+ + + + + + +

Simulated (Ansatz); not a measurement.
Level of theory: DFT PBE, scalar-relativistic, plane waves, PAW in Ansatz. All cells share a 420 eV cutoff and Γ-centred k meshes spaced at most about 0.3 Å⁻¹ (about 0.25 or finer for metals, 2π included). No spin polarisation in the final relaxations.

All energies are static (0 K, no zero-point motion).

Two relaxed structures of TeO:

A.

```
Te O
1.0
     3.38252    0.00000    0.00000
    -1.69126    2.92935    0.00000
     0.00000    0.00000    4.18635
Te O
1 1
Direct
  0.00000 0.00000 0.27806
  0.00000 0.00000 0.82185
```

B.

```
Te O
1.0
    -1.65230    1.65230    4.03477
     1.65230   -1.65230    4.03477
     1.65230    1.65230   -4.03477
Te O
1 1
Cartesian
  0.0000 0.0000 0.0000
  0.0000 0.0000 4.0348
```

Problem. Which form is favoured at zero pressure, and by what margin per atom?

+ + + + + + +

» TASK ITEM
Having read the records, return each one exactly.

» WRITTEN RESPONSE
Simulated (Ansatz); not a measurement.
Level of theory: DFT PBE, scalar-relativistic, plane waves, PAW in Ansatz. All cells share a 420 eV cutoff and Γ-centred k meshes spaced at most about 0.3 Å⁻¹ (about 0.25 or finer for metals, 2π included). No spin polarisation in the final relaxations.

All energies are static (0 K, no zero-point motion).

Two relaxed structures of TeO:

A.

```
Te O
1.0
     3.38252    0.00000    0.00000
    -1.69126    2.92935    0.00000
     0.00000    0.00000    4.18635
Te O
1 1
Direct
  0.00000 0.00000 0.27806
  0.00000 0.00000 0.82185
```

B.

```
Te O
1.0
    -1.65230    1.65230    4.03477
     1.65230   -1.65230    4.03477
     1.65230    1.65230   -4.03477
Te O
1 1
Cartesian
  0.0000 0.0000 0.0000
  0.0000 0.0000 4.0348
```

Problem. Which form is favoured at zero pressure, and by what margin per atom?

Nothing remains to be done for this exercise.